Recorded data:
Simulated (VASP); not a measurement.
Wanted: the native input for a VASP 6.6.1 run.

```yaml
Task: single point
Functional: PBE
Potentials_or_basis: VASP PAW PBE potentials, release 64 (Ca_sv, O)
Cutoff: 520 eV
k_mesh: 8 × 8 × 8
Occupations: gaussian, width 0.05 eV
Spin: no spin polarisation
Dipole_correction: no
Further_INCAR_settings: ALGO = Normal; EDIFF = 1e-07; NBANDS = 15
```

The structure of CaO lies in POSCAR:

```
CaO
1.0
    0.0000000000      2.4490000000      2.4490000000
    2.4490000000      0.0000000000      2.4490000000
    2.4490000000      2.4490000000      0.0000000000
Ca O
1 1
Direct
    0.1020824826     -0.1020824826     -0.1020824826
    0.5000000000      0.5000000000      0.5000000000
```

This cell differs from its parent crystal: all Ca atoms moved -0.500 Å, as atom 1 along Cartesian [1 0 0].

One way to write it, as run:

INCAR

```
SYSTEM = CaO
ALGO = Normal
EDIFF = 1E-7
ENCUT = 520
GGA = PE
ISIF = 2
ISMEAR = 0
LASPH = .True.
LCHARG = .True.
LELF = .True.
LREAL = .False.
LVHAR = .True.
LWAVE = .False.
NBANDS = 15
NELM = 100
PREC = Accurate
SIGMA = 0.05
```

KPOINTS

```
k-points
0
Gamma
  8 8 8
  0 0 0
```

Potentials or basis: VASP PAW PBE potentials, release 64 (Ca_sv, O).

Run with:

Work task: What you give back should be exactly the lines of the data above from the line with "The structure of" through the line with "Potentials or basis: VASP", both of those included, and nothing more.

Exercise solution:
The structure of CaO lies in POSCAR:

```
CaO
1.0
    0.0000000000      2.4490000000      2.4490000000
    2.4490000000      0.0000000000      2.4490000000
    2.4490000000      2.4490000000      0.0000000000
Ca O
1 1
Direct
    0.1020824826     -0.1020824826     -0.1020824826
    0.5000000000      0.5000000000      0.5000000000
```

This cell differs from its parent crystal: all Ca atoms moved -0.500 Å, as atom 1 along Cartesian [1 0 0].

One way to write it, as run:

INCAR

```
SYSTEM = CaO
ALGO = Normal
EDIFF = 1E-7
ENCUT = 520
GGA = PE
ISIF = 2
ISMEAR = 0
LASPH = .True.
LCHARG = .True.
LELF = .True.
LREAL = .False.
LVHAR = .True.
LWAVE = .False.
NBANDS = 15
NELM = 100
PREC = Accurate
SIGMA = 0.05
```

KPOINTS

```
k-points
0
Gamma
  8 8 8
  0 0 0
```

Potentials or basis: VASP PAW PBE potentials, release 64 (Ca_sv, O).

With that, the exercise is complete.